> [Stored data]:
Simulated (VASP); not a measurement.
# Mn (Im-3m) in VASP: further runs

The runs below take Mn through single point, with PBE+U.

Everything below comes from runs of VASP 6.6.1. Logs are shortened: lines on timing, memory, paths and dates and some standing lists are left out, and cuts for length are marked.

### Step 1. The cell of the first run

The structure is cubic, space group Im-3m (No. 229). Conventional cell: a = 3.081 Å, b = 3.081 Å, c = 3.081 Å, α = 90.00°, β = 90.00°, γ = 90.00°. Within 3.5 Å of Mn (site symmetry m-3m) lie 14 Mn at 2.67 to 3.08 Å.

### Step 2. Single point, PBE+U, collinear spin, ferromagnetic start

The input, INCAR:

> [Brief]: From the first line to the last, set down every record exactly as written above.

> [Response box]:
Simulated (VASP); not a measurement.
# Mn (Im-3m) in VASP: further runs

The runs below take Mn through single point, with PBE+U.

Everything below comes from runs of VASP 6.6.1. Logs are shortened: lines on timing, memory, paths and dates and some standing lists are left out, and cuts for length are marked.

### Step 1. The cell of the first run

The structure is cubic, space group Im-3m (No. 229). Conventional cell: a = 3.081 Å, b = 3.081 Å, c = 3.081 Å, α = 90.00°, β = 90.00°, γ = 90.00°. Within 3.5 Å of Mn (site symmetry m-3m) lie 14 Mn at 2.67 to 3.08 Å.

### Step 2. Single point, PBE+U, collinear spin, ferromagnetic start

The input, INCAR:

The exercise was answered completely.